#### [WORK ORDER]
Each record below needs to be written out exactly as it appears.

(MATERIAL SUPPLIED begins)

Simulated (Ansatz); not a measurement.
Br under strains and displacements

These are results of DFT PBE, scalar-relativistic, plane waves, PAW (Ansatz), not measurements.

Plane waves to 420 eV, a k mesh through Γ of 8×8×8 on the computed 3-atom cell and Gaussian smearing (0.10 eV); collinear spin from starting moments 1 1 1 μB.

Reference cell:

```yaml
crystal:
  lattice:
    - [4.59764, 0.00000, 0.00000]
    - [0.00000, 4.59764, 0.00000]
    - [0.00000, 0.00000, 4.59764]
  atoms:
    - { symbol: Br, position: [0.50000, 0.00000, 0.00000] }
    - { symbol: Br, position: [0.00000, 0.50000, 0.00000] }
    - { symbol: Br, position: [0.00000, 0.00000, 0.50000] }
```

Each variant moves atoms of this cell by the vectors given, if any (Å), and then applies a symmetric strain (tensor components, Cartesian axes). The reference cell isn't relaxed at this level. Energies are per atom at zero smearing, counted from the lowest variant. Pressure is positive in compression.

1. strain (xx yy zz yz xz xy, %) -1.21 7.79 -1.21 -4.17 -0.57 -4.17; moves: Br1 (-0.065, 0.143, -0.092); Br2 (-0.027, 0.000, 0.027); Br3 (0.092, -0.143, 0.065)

(MATERIAL SUPPLIED ends)

#### [SOLUTION]
Simulated (Ansatz); not a measurement.
Br under strains and displacements

These are results of DFT PBE, scalar-relativistic, plane waves, PAW (Ansatz), not measurements.

Plane waves to 420 eV, a k mesh through Γ of 8×8×8 on the computed 3-atom cell and Gaussian smearing (0.10 eV); collinear spin from starting moments 1 1 1 μB.

Reference cell:

```yaml
crystal:
  lattice:
    - [4.59764, 0.00000, 0.00000]
    - [0.00000, 4.59764, 0.00000]
    - [0.00000, 0.00000, 4.59764]
  atoms:
    - { symbol: Br, position: [0.50000, 0.00000, 0.00000] }
    - { symbol: Br, position: [0.00000, 0.50000, 0.00000] }
    - { symbol: Br, position: [0.00000, 0.00000, 0.50000] }
```

Each variant moves atoms of this cell by the vectors given, if any (Å), and then applies a symmetric strain (tensor components, Cartesian axes). The reference cell isn't relaxed at this level. Energies are per atom at zero smearing, counted from the lowest variant. Pressure is positive in compression.

1. strain (xx yy zz yz xz xy, %) -1.21 7.79 -1.21 -4.17 -0.57 -4.17; moves: Br1 (-0.065, 0.143, -0.092); Br2 (-0.027, 0.000, 0.027); Br3 (0.092, -0.143, 0.065)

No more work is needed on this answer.